BRIEF:
Begin at the first line of the records below and, please, give each line again exactly until the line with "y crosses x" is included.

*** Begin section ***
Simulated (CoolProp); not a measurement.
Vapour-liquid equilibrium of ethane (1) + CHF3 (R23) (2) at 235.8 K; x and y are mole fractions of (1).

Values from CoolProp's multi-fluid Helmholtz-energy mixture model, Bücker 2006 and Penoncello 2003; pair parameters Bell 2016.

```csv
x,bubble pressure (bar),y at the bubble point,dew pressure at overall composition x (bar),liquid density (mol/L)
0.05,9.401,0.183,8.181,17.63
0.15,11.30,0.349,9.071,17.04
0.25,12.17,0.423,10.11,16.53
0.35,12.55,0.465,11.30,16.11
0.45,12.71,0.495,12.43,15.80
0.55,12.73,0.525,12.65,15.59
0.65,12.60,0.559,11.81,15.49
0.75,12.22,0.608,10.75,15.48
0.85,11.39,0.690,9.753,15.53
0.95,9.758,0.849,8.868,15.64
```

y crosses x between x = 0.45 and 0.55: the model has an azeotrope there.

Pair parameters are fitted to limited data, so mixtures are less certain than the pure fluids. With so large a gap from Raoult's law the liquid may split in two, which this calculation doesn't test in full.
*** End section ***

WRITTEN RESPONSE:
Simulated (CoolProp); not a measurement.
Vapour-liquid equilibrium of ethane (1) + CHF3 (R23) (2) at 235.8 K; x and y are mole fractions of (1).

Values from CoolProp's multi-fluid Helmholtz-energy mixture model, Bücker 2006 and Penoncello 2003; pair parameters Bell 2016.

```csv
x,bubble pressure (bar),y at the bubble point,dew pressure at overall composition x (bar),liquid density (mol/L)
0.05,9.401,0.183,8.181,17.63
0.15,11.30,0.349,9.071,17.04
0.25,12.17,0.423,10.11,16.53
0.35,12.55,0.465,11.30,16.11
0.45,12.71,0.495,12.43,15.80
0.55,12.73,0.525,12.65,15.59
0.65,12.60,0.559,11.81,15.49
0.75,12.22,0.608,10.75,15.48
0.85,11.39,0.690,9.753,15.53
0.95,9.758,0.849,8.868,15.64
```

y crosses x between x = 0.45 and 0.55: the model has an azeotrope there.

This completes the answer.